**REQUIRED ACTION**
Retype the material, please. Every line must match.

**DATA TO EXAMINE**
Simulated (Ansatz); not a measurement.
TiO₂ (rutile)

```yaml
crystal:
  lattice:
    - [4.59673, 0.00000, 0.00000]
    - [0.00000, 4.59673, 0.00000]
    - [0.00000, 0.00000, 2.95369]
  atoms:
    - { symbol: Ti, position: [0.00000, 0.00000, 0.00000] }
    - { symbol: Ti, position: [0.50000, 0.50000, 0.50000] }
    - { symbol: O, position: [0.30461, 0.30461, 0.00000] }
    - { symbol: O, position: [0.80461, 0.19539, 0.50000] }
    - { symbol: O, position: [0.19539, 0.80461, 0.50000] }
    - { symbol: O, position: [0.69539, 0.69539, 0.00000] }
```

**REPLY**
Simulated (Ansatz); not a measurement.
TiO₂ (rutile)

```yaml
crystal:
  lattice:
    - [4.59673, 0.00000, 0.00000]
    - [0.00000, 4.59673, 0.00000]
    - [0.00000, 0.00000, 2.95369]
  atoms:
    - { symbol: Ti, position: [0.00000, 0.00000, 0.00000] }
    - { symbol: Ti, position: [0.50000, 0.50000, 0.50000] }
    - { symbol: O, position: [0.30461, 0.30461, 0.00000] }
    - { symbol: O, position: [0.80461, 0.19539, 0.50000] }
    - { symbol: O, position: [0.19539, 0.80461, 0.50000] }
    - { symbol: O, position: [0.69539, 0.69539, 0.00000] }
```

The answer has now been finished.